◆ ◆ ◆

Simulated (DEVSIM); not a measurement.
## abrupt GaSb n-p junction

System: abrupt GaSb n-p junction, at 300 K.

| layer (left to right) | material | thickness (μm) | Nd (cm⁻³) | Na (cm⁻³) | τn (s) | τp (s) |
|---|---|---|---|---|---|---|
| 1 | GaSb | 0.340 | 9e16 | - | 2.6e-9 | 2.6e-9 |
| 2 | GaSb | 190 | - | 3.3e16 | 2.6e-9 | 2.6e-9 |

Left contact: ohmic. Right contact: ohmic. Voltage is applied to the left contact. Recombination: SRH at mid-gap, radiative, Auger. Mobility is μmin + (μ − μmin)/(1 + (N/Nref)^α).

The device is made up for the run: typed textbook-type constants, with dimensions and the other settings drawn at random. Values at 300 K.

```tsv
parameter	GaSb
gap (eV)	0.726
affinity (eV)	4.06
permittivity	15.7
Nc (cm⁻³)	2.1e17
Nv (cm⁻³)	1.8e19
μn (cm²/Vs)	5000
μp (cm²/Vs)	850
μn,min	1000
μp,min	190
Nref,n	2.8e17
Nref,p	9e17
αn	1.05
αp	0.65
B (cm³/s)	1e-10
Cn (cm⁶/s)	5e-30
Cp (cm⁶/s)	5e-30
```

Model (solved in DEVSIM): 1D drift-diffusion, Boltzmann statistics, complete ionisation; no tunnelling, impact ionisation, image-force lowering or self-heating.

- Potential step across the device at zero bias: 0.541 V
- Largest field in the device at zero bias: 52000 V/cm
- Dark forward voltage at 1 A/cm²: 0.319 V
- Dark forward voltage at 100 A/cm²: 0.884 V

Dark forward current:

◆ ◆ ◆

Brief: Write out the material above exactly, please, from its first line up to and including the line where "3.3e16 | 2.6e-9 | 2.6e-9 |" appears, and stop there.

Written reply:
Simulated (DEVSIM); not a measurement.
## abrupt GaSb n-p junction

System: abrupt GaSb n-p junction, at 300 K.

| layer (left to right) | material | thickness (μm) | Nd (cm⁻³) | Na (cm⁻³) | τn (s) | τp (s) |
|---|---|---|---|---|---|---|
| 1 | GaSb | 0.340 | 9e16 | - | 2.6e-9 | 2.6e-9 |
| 2 | GaSb | 190 | - | 3.3e16 | 2.6e-9 | 2.6e-9 |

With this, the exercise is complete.